**Work order**: Each record below is to be restated word for word.

**Given information**:
BEGIN
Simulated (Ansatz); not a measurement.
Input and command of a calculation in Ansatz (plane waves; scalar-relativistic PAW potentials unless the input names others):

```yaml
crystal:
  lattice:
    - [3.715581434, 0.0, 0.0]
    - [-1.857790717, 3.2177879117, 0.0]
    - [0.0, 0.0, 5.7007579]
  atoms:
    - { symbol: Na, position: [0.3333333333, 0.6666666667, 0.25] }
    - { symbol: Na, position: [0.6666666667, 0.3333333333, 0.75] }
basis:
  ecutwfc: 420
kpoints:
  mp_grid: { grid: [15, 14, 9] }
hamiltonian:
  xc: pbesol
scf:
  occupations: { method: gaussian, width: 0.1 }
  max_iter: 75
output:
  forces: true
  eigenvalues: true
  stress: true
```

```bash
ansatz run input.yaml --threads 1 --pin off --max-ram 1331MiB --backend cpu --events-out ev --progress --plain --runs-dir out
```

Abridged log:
END

**Reply**:
Simulated (Ansatz); not a measurement.
Input and command of a calculation in Ansatz (plane waves; scalar-relativistic PAW potentials unless the input names others):

```yaml
crystal:
  lattice:
    - [3.715581434, 0.0, 0.0]
    - [-1.857790717, 3.2177879117, 0.0]
    - [0.0, 0.0, 5.7007579]
  atoms:
    - { symbol: Na, position: [0.3333333333, 0.6666666667, 0.25] }
    - { symbol: Na, position: [0.6666666667, 0.3333333333, 0.75] }
basis:
  ecutwfc: 420
kpoints:
  mp_grid: { grid: [15, 14, 9] }
hamiltonian:
  xc: pbesol
scf:
  occupations: { method: gaussian, width: 0.1 }
  max_iter: 75
output:
  forces: true
  eigenvalues: true
  stress: true
```

```bash
ansatz run input.yaml --threads 1 --pin off --max-ram 1331MiB --backend cpu --events-out ev --progress --plain --runs-dir out
```

Abridged log:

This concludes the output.